((

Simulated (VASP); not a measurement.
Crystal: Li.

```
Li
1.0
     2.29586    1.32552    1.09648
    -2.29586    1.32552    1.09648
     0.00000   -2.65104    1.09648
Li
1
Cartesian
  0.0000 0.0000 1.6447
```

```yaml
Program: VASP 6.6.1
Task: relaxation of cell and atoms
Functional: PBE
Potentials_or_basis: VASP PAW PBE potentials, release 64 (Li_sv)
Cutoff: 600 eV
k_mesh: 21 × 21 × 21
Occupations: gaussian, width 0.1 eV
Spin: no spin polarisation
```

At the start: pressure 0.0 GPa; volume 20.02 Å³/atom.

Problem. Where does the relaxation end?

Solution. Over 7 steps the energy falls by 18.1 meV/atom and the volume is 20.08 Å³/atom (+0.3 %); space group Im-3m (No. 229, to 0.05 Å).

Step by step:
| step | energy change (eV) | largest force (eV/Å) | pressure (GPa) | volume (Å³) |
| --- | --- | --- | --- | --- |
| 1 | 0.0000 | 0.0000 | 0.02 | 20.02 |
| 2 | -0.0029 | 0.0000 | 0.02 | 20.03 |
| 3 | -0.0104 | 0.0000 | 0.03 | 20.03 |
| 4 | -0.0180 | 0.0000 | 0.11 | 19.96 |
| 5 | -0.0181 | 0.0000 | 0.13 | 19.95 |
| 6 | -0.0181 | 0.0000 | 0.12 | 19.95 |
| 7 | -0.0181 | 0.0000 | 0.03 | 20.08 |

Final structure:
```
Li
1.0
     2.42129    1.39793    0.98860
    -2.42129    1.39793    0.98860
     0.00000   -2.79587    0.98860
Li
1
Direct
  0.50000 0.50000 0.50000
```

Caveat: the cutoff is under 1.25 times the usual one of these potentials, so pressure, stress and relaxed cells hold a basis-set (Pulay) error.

))

- **Requirement**:
Through the line that contains "Problem. Where does the relaxation end?", copy the material above exactly, beginning at its first line and including nothing more.

- **Exercise result**:
Simulated (VASP); not a measurement.
Crystal: Li.

```
Li
1.0
     2.29586    1.32552    1.09648
    -2.29586    1.32552    1.09648
     0.00000   -2.65104    1.09648
Li
1
Cartesian
  0.0000 0.0000 1.6447
```

```yaml
Program: VASP 6.6.1
Task: relaxation of cell and atoms
Functional: PBE
Potentials_or_basis: VASP PAW PBE potentials, release 64 (Li_sv)
Cutoff: 600 eV
k_mesh: 21 × 21 × 21
Occupations: gaussian, width 0.1 eV
Spin: no spin polarisation
```

At the start: pressure 0.0 GPa; volume 20.02 Å³/atom.

Problem. Where does the relaxation end?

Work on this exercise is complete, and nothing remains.